Data section >>
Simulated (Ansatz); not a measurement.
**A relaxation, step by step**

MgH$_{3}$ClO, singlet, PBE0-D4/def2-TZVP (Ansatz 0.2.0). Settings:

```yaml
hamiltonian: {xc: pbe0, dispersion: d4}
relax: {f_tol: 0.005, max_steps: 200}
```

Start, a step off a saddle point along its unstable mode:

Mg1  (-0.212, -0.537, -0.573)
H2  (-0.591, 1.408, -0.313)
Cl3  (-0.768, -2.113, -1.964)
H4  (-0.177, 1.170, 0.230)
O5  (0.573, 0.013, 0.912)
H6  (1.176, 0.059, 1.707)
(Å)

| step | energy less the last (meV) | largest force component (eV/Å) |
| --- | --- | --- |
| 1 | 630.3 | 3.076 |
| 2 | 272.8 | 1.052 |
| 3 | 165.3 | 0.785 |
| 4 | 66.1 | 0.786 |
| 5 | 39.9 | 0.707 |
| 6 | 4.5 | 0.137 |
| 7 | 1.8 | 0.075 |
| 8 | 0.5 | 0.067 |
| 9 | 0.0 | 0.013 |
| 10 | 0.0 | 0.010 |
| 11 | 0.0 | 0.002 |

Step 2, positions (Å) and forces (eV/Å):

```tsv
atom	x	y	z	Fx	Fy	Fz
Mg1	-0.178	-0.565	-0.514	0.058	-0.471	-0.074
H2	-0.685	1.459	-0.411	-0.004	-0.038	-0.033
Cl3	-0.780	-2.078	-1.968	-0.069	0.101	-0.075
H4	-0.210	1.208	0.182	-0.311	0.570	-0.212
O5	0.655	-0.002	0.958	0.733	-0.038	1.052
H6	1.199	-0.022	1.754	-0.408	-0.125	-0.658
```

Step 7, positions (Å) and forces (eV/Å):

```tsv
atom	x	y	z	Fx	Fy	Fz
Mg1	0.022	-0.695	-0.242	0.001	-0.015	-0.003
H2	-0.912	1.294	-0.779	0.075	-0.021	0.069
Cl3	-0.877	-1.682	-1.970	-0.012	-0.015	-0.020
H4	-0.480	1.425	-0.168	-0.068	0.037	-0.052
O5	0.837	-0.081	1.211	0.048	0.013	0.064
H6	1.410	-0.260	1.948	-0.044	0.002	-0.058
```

Assignment >> Starting with the first line of the data above, copy each line exactly until you reach the line with "(-0.177, 1.170, 0.230)"; include that line as well.

Task solution >>
Simulated (Ansatz); not a measurement.
**A relaxation, step by step**

MgH$_{3}$ClO, singlet, PBE0-D4/def2-TZVP (Ansatz 0.2.0). Settings:

```yaml
hamiltonian: {xc: pbe0, dispersion: d4}
relax: {f_tol: 0.005, max_steps: 200}
```

Start, a step off a saddle point along its unstable mode:

Mg1  (-0.212, -0.537, -0.573)
H2  (-0.591, 1.408, -0.313)
Cl3  (-0.768, -2.113, -1.964)
H4  (-0.177, 1.170, 0.230)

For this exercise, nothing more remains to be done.